**WORK INSTRUCTION**
With the first line below as the start and the line containing "Answer: 8.8 GPa." as the end, copy every line between them exactly, ends included.

**RECORD SET**
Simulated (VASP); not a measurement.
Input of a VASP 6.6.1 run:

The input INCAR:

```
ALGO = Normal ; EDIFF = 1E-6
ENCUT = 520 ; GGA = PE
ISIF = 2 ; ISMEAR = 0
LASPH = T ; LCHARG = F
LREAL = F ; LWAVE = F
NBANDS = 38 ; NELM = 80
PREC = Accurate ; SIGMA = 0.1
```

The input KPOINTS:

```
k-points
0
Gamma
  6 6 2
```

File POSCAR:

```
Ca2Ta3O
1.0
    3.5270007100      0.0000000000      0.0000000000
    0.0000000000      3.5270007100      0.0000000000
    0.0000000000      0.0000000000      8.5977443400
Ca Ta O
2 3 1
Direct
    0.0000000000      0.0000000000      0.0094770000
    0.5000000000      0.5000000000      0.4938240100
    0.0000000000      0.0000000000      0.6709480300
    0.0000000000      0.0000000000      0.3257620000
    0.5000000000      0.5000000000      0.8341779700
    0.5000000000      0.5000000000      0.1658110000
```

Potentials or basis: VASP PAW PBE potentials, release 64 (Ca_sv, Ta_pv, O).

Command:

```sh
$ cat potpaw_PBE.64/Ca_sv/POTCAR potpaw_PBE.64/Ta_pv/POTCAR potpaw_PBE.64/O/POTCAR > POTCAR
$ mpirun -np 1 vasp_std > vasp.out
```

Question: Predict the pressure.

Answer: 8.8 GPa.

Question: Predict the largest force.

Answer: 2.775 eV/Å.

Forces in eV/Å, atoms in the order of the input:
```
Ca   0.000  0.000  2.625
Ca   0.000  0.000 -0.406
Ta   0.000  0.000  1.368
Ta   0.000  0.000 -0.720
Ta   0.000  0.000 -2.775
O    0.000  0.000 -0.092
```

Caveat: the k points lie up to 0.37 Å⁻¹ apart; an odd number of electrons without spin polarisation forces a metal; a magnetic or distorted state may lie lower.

**WORKED SOLUTION**
Simulated (VASP); not a measurement.
Input of a VASP 6.6.1 run:

The input INCAR:

```
ALGO = Normal ; EDIFF = 1E-6
ENCUT = 520 ; GGA = PE
ISIF = 2 ; ISMEAR = 0
LASPH = T ; LCHARG = F
LREAL = F ; LWAVE = F
NBANDS = 38 ; NELM = 80
PREC = Accurate ; SIGMA = 0.1
```

The input KPOINTS:

```
k-points
0
Gamma
  6 6 2
```

File POSCAR:

```
Ca2Ta3O
1.0
    3.5270007100      0.0000000000      0.0000000000
    0.0000000000      3.5270007100      0.0000000000
    0.0000000000      0.0000000000      8.5977443400
Ca Ta O
2 3 1
Direct
    0.0000000000      0.0000000000      0.0094770000
    0.5000000000      0.5000000000      0.4938240100
    0.0000000000      0.0000000000      0.6709480300
    0.0000000000      0.0000000000      0.3257620000
    0.5000000000      0.5000000000      0.8341779700
    0.5000000000      0.5000000000      0.1658110000
```

Potentials or basis: VASP PAW PBE potentials, release 64 (Ca_sv, Ta_pv, O).

Command:

```sh
$ cat potpaw_PBE.64/Ca_sv/POTCAR potpaw_PBE.64/Ta_pv/POTCAR potpaw_PBE.64/O/POTCAR > POTCAR
$ mpirun -np 1 vasp_std > vasp.out
```

Question: Predict the pressure.

Answer: 8.8 GPa.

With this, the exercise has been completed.